EXERCISE: Produce the records again in full, exactly as shown below.

· · · · ·

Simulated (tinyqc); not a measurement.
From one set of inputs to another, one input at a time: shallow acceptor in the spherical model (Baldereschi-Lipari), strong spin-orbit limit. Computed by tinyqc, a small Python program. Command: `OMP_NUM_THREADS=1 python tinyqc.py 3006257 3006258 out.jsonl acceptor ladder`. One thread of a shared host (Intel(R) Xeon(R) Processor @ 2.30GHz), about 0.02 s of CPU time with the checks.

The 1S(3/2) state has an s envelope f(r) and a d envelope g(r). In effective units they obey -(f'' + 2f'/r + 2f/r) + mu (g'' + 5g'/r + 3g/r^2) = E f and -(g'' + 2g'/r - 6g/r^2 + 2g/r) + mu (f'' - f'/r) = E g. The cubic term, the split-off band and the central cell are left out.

· · · · ·

TASK ANSWER:
Simulated (tinyqc); not a measurement.
From one set of inputs to another, one input at a time: shallow acceptor in the spherical model (Baldereschi-Lipari), strong spin-orbit limit. Computed by tinyqc, a small Python program. Command: `OMP_NUM_THREADS=1 python tinyqc.py 3006257 3006258 out.jsonl acceptor ladder`. One thread of a shared host (Intel(R) Xeon(R) Processor @ 2.30GHz), about 0.02 s of CPU time with the checks.

The 1S(3/2) state has an s envelope f(r) and a d envelope g(r). In effective units they obey -(f'' + 2f'/r + 2f/r) + mu (g'' + 5g'/r + 3g/r^2) = E f and -(g'' + 2g'/r - 6g/r^2 + 2g/r) + mu (f'' - f'/r) = E g. The cubic term, the split-off band and the central cell are left out.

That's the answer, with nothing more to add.